§ Work request
Repeat, exactly as written, the lines of the records below from the first through the line with "- k mesh: 24 × 24 × 22", but none past it.

§ Dataset
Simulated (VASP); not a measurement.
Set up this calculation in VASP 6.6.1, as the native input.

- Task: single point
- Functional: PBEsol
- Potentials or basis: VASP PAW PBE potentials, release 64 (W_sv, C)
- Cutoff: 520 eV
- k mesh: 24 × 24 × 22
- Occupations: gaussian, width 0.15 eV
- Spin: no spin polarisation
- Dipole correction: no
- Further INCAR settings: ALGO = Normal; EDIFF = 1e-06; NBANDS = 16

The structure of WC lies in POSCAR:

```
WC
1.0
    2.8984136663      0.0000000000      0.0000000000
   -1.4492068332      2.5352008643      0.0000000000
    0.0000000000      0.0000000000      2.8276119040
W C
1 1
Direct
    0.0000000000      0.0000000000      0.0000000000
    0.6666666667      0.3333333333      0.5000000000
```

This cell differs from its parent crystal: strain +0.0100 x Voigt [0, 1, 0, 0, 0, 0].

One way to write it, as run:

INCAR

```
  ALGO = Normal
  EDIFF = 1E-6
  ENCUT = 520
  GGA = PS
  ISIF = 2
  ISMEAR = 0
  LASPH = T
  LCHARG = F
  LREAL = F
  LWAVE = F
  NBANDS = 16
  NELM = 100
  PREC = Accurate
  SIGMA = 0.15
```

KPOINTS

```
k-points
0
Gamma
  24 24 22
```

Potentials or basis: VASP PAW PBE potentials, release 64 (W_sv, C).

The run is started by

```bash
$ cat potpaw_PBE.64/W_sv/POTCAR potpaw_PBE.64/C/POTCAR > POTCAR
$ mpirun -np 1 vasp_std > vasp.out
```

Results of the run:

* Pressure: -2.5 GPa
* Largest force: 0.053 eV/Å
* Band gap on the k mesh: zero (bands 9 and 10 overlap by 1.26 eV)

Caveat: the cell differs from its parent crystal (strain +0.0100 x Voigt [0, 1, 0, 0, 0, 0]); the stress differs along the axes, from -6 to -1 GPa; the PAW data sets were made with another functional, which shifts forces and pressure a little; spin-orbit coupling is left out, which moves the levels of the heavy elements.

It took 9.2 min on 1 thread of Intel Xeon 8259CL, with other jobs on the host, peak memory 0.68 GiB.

§ Expected answer
Simulated (VASP); not a measurement.
Set up this calculation in VASP 6.6.1, as the native input.

- Task: single point
- Functional: PBEsol
- Potentials or basis: VASP PAW PBE potentials, release 64 (W_sv, C)
- Cutoff: 520 eV
- k mesh: 24 × 24 × 22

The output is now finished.